Line by line, copy out the data that follows.

DATA FOR REVIEW:

Start of Block

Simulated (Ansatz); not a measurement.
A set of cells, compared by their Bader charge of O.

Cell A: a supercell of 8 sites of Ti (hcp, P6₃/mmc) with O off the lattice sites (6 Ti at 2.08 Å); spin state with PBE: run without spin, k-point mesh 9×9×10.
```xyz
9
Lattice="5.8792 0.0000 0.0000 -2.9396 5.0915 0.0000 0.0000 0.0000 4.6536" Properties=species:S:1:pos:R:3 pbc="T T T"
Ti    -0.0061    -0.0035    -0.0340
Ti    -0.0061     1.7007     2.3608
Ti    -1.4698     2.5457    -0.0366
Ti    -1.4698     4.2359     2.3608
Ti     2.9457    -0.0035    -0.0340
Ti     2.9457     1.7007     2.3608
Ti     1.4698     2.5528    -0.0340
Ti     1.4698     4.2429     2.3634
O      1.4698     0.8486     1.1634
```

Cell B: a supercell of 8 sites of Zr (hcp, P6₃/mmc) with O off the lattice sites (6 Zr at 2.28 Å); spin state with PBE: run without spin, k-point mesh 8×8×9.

End of Block

RESPONSE AREA:
Simulated (Ansatz); not a measurement.
A set of cells, compared by their Bader charge of O.

Cell A: a supercell of 8 sites of Ti (hcp, P6₃/mmc) with O off the lattice sites (6 Ti at 2.08 Å); spin state with PBE: run without spin, k-point mesh 9×9×10.
```xyz
9
Lattice="5.8792 0.0000 0.0000 -2.9396 5.0915 0.0000 0.0000 0.0000 4.6536" Properties=species:S:1:pos:R:3 pbc="T T T"
Ti    -0.0061    -0.0035    -0.0340
Ti    -0.0061     1.7007     2.3608
Ti    -1.4698     2.5457    -0.0366
Ti    -1.4698     4.2359     2.3608
Ti     2.9457    -0.0035    -0.0340
Ti     2.9457     1.7007     2.3608
Ti     1.4698     2.5528    -0.0340
Ti     1.4698     4.2429     2.3634
O      1.4698     0.8486     1.1634
```

Cell B: a supercell of 8 sites of Zr (hcp, P6₃/mmc) with O off the lattice sites (6 Zr at 2.28 Å); spin state with PBE: run without spin, k-point mesh 8×8×9.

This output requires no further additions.